EXTRACTED RECORDS
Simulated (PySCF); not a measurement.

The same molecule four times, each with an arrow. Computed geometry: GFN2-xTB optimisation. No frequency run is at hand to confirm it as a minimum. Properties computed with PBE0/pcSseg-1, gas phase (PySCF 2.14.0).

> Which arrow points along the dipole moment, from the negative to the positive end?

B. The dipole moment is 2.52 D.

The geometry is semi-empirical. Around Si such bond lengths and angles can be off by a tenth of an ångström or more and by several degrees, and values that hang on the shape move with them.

REQUIREMENT
In the listing above, find the line holding "the positive end?" and the line holding "B. The dipole moment is 2.52 D.", then output those two lines and every line between them exactly.

EXPECTED ANSWER
> Which arrow points along the dipole moment, from the negative to the positive end?

B. The dipole moment is 2.52 D.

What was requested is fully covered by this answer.